[[ Provided material open ]]

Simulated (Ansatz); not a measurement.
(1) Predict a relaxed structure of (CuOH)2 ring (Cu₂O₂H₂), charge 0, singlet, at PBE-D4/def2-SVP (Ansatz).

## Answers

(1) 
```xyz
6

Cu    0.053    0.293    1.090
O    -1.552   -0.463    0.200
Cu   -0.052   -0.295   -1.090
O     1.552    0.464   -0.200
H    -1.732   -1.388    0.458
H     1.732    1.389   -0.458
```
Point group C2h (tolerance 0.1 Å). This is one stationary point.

[[ Provided material closed ]]

Work request - All the entries should be written out again precisely.

Response area -
Simulated (Ansatz); not a measurement.
(1) Predict a relaxed structure of (CuOH)2 ring (Cu₂O₂H₂), charge 0, singlet, at PBE-D4/def2-SVP (Ansatz).

## Answers

(1) 
```xyz
6

Cu    0.053    0.293    1.090
O    -1.552   -0.463    0.200
Cu   -0.052   -0.295   -1.090
O     1.552    0.464   -0.200
H    -1.732   -1.388    0.458
H     1.732    1.389   -0.458
```
Point group C2h (tolerance 0.1 Å). This is one stationary point.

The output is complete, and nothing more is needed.